◆ Work request ◆
Please give back word for word the lines below, from the first one through the one with "An input for".

• • •

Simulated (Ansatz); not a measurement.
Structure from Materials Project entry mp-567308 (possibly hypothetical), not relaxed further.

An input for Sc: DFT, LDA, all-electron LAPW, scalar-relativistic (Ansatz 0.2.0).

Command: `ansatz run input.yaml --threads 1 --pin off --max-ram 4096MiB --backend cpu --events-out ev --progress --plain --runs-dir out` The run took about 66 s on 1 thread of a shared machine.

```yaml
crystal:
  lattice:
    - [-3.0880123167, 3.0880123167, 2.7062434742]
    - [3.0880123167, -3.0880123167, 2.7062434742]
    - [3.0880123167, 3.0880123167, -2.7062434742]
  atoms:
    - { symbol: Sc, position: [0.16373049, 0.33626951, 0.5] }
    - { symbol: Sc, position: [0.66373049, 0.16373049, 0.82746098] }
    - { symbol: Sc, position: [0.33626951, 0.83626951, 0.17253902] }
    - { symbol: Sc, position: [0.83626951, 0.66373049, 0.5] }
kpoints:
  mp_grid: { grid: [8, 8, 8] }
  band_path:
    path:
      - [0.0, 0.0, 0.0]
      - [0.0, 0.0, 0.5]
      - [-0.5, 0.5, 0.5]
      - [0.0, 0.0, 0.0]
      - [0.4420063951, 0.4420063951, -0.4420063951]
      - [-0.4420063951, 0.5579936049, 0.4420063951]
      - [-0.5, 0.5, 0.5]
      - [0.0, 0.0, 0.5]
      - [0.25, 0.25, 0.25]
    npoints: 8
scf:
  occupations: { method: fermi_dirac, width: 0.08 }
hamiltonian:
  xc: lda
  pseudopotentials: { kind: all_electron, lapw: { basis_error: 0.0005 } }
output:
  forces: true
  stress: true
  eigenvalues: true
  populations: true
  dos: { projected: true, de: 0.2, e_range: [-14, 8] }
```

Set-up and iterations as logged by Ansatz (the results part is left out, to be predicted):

• • •

◆ Expected answer ◆
Simulated (Ansatz); not a measurement.
Structure from Materials Project entry mp-567308 (possibly hypothetical), not relaxed further.

An input for Sc: DFT, LDA, all-electron LAPW, scalar-relativistic (Ansatz 0.2.0).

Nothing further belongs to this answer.